ACTIVITY ▸
Once the line containing "(2) Hg +0.00; Mn +4.17 μB." has been printed, stop; print every line before it exactly, starting at the top of the material below.

ENTRIES SHOWN ▸
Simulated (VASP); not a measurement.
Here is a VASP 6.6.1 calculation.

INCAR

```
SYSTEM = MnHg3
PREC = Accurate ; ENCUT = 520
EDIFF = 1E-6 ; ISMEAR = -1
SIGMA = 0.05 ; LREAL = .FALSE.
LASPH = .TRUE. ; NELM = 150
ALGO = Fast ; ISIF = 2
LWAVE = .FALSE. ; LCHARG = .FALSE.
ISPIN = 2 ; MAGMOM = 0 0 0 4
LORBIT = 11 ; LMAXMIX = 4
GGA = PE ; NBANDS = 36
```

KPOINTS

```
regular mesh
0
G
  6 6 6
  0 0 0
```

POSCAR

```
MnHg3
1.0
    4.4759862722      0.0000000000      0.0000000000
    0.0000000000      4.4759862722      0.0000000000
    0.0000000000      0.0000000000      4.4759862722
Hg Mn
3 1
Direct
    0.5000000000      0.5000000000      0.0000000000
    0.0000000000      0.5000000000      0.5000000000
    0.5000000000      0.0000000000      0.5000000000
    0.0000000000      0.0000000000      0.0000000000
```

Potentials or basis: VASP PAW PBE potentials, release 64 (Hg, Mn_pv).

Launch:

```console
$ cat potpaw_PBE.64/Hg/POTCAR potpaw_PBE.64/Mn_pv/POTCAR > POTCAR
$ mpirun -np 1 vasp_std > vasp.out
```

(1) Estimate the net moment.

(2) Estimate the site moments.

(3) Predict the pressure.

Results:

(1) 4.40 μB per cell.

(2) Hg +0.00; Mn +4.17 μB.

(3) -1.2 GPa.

RESPONSE BOX ▸
Simulated (VASP); not a measurement.
Here is a VASP 6.6.1 calculation.

INCAR

```
SYSTEM = MnHg3
PREC = Accurate ; ENCUT = 520
EDIFF = 1E-6 ; ISMEAR = -1
SIGMA = 0.05 ; LREAL = .FALSE.
LASPH = .TRUE. ; NELM = 150
ALGO = Fast ; ISIF = 2
LWAVE = .FALSE. ; LCHARG = .FALSE.
ISPIN = 2 ; MAGMOM = 0 0 0 4
LORBIT = 11 ; LMAXMIX = 4
GGA = PE ; NBANDS = 36
```

KPOINTS

```
regular mesh
0
G
  6 6 6
  0 0 0
```

POSCAR

```
MnHg3
1.0
    4.4759862722      0.0000000000      0.0000000000
    0.0000000000      4.4759862722      0.0000000000
    0.0000000000      0.0000000000      4.4759862722
Hg Mn
3 1
Direct
    0.5000000000      0.5000000000      0.0000000000
    0.0000000000      0.5000000000      0.5000000000
    0.5000000000      0.0000000000      0.5000000000
    0.0000000000      0.0000000000      0.0000000000
```

Potentials or basis: VASP PAW PBE potentials, release 64 (Hg, Mn_pv).

Launch:

```console
$ cat potpaw_PBE.64/Hg/POTCAR potpaw_PBE.64/Mn_pv/POTCAR > POTCAR
$ mpirun -np 1 vasp_std > vasp.out
```

(1) Estimate the net moment.

(2) Estimate the site moments.

(3) Predict the pressure.

Results:

(1) 4.40 μB per cell.

(2) Hg +0.00; Mn +4.17 μB.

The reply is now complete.